▶ [WORK INSTRUCTION]: Transcribe the listing below word for word.

▶ [SUPPLIED MATERIAL]:
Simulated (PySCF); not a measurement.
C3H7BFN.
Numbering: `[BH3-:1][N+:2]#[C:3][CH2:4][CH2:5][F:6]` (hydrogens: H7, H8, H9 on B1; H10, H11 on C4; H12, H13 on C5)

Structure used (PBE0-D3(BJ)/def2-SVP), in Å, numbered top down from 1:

▶ [ANSWER BOX]:
Simulated (PySCF); not a measurement.
C3H7BFN.
Numbering: `[BH3-:1][N+:2]#[C:3][CH2:4][CH2:5][F:6]` (hydrogens: H7, H8, H9 on B1; H10, H11 on C4; H12, H13 on C5)

Structure used (PBE0-D3(BJ)/def2-SVP), in Å, numbered top down from 1:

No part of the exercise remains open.